# ACTIVITY
Copy the entire listing, down to the final line, exactly.

○ ○ ○ ○ ○ ○ ○
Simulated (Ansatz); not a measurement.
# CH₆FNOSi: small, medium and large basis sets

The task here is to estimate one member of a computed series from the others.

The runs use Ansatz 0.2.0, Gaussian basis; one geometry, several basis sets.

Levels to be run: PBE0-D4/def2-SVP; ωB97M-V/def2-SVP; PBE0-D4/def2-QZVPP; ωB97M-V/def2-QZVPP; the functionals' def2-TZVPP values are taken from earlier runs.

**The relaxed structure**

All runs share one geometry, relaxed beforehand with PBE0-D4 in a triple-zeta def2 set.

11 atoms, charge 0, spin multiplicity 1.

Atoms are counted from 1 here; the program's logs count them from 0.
○ ○ ○ ○ ○ ○ ○

# SOLUTION
Simulated (Ansatz); not a measurement.
# CH₆FNOSi: small, medium and large basis sets

The task here is to estimate one member of a computed series from the others.

The runs use Ansatz 0.2.0, Gaussian basis; one geometry, several basis sets.

Levels to be run: PBE0-D4/def2-SVP; ωB97M-V/def2-SVP; PBE0-D4/def2-QZVPP; ωB97M-V/def2-QZVPP; the functionals' def2-TZVPP values are taken from earlier runs.

**The relaxed structure**

All runs share one geometry, relaxed beforehand with PBE0-D4 in a triple-zeta def2 set.

11 atoms, charge 0, spin multiplicity 1.

Atoms are counted from 1 here; the program's logs count them from 0.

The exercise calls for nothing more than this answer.